++++++++

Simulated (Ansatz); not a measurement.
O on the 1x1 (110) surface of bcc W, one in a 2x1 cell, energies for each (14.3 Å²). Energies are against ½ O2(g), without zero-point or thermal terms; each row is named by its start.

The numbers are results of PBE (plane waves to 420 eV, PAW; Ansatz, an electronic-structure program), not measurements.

++++++++

* _WORK INSTRUCTION_: Retype all of the material above with every character intact.

* _EXERCISE RESPONSE_:
Simulated (Ansatz); not a measurement.
O on the 1x1 (110) surface of bcc W, one in a 2x1 cell, energies for each (14.3 Å²). Energies are against ½ O2(g), without zero-point or thermal terms; each row is named by its start.

The numbers are results of PBE (plane waves to 420 eV, PAW; Ansatz, an electronic-structure program), not measurements.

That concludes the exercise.